• ASSIGNMENT
Once you reach the line that holds "Potentials or basis: VASP" in the listing below, output it and every line after it through the line that holds "how much memory?", word for word.

:::
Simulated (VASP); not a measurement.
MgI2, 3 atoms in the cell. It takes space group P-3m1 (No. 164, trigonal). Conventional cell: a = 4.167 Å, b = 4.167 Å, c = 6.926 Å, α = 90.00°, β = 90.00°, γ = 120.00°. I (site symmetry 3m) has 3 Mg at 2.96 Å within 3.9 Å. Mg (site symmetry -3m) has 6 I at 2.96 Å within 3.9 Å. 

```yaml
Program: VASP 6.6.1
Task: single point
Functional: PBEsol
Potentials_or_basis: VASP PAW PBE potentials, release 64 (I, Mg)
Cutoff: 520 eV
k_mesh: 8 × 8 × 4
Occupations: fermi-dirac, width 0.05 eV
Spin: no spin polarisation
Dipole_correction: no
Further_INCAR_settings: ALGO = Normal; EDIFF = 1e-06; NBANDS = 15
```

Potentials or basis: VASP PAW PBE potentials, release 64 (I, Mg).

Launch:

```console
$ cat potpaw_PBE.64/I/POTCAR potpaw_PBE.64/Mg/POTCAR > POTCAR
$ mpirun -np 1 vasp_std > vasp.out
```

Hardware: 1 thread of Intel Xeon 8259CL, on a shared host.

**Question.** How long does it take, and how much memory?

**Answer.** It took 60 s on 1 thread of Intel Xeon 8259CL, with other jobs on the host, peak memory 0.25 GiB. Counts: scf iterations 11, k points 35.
:::

• PROBLEM SOLUTION
Potentials or basis: VASP PAW PBE potentials, release 64 (I, Mg).

Launch:

```console
$ cat potpaw_PBE.64/I/POTCAR potpaw_PBE.64/Mg/POTCAR > POTCAR
$ mpirun -np 1 vasp_std > vasp.out
```

Hardware: 1 thread of Intel Xeon 8259CL, on a shared host.

**Question.** How long does it take, and how much memory?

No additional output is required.